• SUPPLIED DATA
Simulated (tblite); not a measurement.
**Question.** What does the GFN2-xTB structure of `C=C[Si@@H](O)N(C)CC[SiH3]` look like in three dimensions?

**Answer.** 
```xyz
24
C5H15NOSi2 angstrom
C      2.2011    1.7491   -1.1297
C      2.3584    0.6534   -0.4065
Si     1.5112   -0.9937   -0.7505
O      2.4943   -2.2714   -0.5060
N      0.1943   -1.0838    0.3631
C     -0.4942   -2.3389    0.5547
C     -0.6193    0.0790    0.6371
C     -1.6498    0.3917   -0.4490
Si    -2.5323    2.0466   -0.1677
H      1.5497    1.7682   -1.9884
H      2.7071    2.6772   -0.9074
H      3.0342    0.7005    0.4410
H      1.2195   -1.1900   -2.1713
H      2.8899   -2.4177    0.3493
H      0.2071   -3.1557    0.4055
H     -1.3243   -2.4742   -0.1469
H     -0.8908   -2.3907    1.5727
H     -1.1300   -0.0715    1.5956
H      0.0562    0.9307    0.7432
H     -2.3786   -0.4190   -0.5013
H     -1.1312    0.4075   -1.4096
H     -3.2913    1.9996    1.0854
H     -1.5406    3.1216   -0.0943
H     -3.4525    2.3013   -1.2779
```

• WORK ORDER
Return the entries above word for word.

• EXERCISE OUTPUT
Simulated (tblite); not a measurement.
**Question.** What does the GFN2-xTB structure of `C=C[Si@@H](O)N(C)CC[SiH3]` look like in three dimensions?

**Answer.** 
```xyz
24
C5H15NOSi2 angstrom
C      2.2011    1.7491   -1.1297
C      2.3584    0.6534   -0.4065
Si     1.5112   -0.9937   -0.7505
O      2.4943   -2.2714   -0.5060
N      0.1943   -1.0838    0.3631
C     -0.4942   -2.3389    0.5547
C     -0.6193    0.0790    0.6371
C     -1.6498    0.3917   -0.4490
Si    -2.5323    2.0466   -0.1677
H      1.5497    1.7682   -1.9884
H      2.7071    2.6772   -0.9074
H      3.0342    0.7005    0.4410
H      1.2195   -1.1900   -2.1713
H      2.8899   -2.4177    0.3493
H      0.2071   -3.1557    0.4055
H     -1.3243   -2.4742   -0.1469
H     -0.8908   -2.3907    1.5727
H     -1.1300   -0.0715    1.5956
H      0.0562    0.9307    0.7432
H     -2.3786   -0.4190   -0.5013
H     -1.1312    0.4075   -1.4096
H     -3.2913    1.9996    1.0854
H     -1.5406    3.1216   -0.0943
H     -3.4525    2.3013   -1.2779
```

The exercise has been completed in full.